=== STORED DATA ===
========================================
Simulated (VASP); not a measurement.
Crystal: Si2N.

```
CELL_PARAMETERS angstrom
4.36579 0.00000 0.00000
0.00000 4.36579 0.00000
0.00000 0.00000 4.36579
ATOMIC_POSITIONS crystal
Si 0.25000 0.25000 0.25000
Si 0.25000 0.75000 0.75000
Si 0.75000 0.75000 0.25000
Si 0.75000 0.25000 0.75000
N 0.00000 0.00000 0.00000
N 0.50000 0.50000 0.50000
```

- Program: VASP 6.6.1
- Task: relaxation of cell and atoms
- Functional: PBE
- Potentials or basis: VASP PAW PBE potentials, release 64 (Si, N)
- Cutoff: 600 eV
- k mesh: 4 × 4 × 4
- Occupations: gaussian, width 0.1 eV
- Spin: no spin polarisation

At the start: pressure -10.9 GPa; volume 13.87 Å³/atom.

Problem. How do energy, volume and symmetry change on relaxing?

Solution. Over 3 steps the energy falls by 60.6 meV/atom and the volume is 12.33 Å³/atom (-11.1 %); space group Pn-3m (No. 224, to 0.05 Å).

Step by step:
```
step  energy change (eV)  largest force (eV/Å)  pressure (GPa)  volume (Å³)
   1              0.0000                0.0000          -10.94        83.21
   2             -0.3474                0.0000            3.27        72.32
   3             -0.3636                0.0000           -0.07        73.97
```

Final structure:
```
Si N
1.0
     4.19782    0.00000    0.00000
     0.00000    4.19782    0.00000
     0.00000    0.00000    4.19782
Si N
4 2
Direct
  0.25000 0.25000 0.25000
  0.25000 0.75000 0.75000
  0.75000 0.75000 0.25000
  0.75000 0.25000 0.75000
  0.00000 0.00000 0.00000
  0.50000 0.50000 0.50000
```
========================================

In your answer, print every entry exactly as it appears.

Simulated (VASP); not a measurement.
Crystal: Si2N.

```
CELL_PARAMETERS angstrom
4.36579 0.00000 0.00000
0.00000 4.36579 0.00000
0.00000 0.00000 4.36579
ATOMIC_POSITIONS crystal
Si 0.25000 0.25000 0.25000
Si 0.25000 0.75000 0.75000
Si 0.75000 0.75000 0.25000
Si 0.75000 0.25000 0.75000
N 0.00000 0.00000 0.00000
N 0.50000 0.50000 0.50000
```

- Program: VASP 6.6.1
- Task: relaxation of cell and atoms
- Functional: PBE
- Potentials or basis: VASP PAW PBE potentials, release 64 (Si, N)
- Cutoff: 600 eV
- k mesh: 4 × 4 × 4
- Occupations: gaussian, width 0.1 eV
- Spin: no spin polarisation

At the start: pressure -10.9 GPa; volume 13.87 Å³/atom.

Problem. How do energy, volume and symmetry change on relaxing?

Solution. Over 3 steps the energy falls by 60.6 meV/atom and the volume is 12.33 Å³/atom (-11.1 %); space group Pn-3m (No. 224, to 0.05 Å).

Step by step:
```
step  energy change (eV)  largest force (eV/Å)  pressure (GPa)  volume (Å³)
   1              0.0000                0.0000          -10.94        83.21
   2             -0.3474                0.0000            3.27        72.32
   3             -0.3636                0.0000           -0.07        73.97
```

Final structure:
```
Si N
1.0
     4.19782    0.00000    0.00000
     0.00000    4.19782    0.00000
     0.00000    0.00000    4.19782
Si N
4 2
Direct
  0.25000 0.25000 0.25000
  0.25000 0.75000 0.75000
  0.75000 0.75000 0.25000
  0.75000 0.25000 0.75000
  0.00000 0.00000 0.00000
  0.50000 0.50000 0.50000
```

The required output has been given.